DATASET CONTENT »
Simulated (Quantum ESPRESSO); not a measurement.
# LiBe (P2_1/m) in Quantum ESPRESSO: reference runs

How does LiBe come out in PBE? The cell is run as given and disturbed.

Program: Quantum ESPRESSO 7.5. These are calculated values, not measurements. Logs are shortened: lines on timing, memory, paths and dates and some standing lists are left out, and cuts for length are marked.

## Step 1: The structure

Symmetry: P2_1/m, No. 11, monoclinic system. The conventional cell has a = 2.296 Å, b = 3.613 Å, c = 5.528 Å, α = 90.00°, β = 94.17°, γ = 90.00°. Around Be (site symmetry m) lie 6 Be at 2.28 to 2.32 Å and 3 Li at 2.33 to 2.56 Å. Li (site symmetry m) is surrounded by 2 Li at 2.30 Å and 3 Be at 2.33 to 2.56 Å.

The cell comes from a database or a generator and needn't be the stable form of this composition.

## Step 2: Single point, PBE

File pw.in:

WORK TASK » Each of the records should be written out precisely as given.

WRITTEN REPLY »
Simulated (Quantum ESPRESSO); not a measurement.
# LiBe (P2_1/m) in Quantum ESPRESSO: reference runs

How does LiBe come out in PBE? The cell is run as given and disturbed.

Program: Quantum ESPRESSO 7.5. These are calculated values, not measurements. Logs are shortened: lines on timing, memory, paths and dates and some standing lists are left out, and cuts for length are marked.

## Step 1: The structure

Symmetry: P2_1/m, No. 11, monoclinic system. The conventional cell has a = 2.296 Å, b = 3.613 Å, c = 5.528 Å, α = 90.00°, β = 94.17°, γ = 90.00°. Around Be (site symmetry m) lie 6 Be at 2.28 to 2.32 Å and 3 Li at 2.33 to 2.56 Å. Li (site symmetry m) is surrounded by 2 Li at 2.30 Å and 3 Be at 2.33 to 2.56 Å.

The cell comes from a database or a generator and needn't be the stable form of this composition.

## Step 2: Single point, PBE

File pw.in:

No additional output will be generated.